== Work item ==
Produce an exact copy of the lines below, starting at the first and ending with the line containing "1.13 | 1.79 |".

== Supplied records ==
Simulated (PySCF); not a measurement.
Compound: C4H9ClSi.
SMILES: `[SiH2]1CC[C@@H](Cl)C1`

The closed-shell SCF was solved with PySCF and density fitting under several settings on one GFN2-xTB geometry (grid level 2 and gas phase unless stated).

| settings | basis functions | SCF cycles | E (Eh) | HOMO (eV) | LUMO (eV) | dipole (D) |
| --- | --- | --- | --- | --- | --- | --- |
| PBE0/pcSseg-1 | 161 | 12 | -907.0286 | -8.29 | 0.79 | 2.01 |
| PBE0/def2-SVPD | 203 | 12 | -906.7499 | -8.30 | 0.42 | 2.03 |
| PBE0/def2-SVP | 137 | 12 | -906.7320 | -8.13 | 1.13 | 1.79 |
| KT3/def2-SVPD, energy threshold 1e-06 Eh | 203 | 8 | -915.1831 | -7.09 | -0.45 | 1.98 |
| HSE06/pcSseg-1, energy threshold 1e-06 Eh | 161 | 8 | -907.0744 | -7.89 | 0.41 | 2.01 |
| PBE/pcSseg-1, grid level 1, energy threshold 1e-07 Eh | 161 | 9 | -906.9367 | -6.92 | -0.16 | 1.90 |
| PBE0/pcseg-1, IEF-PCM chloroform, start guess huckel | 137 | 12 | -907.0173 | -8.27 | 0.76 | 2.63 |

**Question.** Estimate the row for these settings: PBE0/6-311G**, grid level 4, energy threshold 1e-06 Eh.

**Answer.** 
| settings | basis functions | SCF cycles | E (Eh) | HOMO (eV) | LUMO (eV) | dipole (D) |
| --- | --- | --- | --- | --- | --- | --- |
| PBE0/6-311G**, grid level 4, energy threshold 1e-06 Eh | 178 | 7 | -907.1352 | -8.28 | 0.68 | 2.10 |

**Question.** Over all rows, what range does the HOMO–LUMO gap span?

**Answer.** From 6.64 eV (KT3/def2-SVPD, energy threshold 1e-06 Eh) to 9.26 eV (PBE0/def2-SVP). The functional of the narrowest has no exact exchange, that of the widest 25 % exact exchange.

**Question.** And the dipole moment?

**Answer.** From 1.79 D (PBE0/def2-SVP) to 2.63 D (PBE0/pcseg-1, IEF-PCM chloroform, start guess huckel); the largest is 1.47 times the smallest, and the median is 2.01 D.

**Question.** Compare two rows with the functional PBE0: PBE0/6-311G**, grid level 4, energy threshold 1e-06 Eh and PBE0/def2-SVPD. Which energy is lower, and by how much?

== Worked solution ==
Simulated (PySCF); not a measurement.
Compound: C4H9ClSi.
SMILES: `[SiH2]1CC[C@@H](Cl)C1`

The closed-shell SCF was solved with PySCF and density fitting under several settings on one GFN2-xTB geometry (grid level 2 and gas phase unless stated).

| settings | basis functions | SCF cycles | E (Eh) | HOMO (eV) | LUMO (eV) | dipole (D) |
| --- | --- | --- | --- | --- | --- | --- |
| PBE0/pcSseg-1 | 161 | 12 | -907.0286 | -8.29 | 0.79 | 2.01 |
| PBE0/def2-SVPD | 203 | 12 | -906.7499 | -8.30 | 0.42 | 2.03 |
| PBE0/def2-SVP | 137 | 12 | -906.7320 | -8.13 | 1.13 | 1.79 |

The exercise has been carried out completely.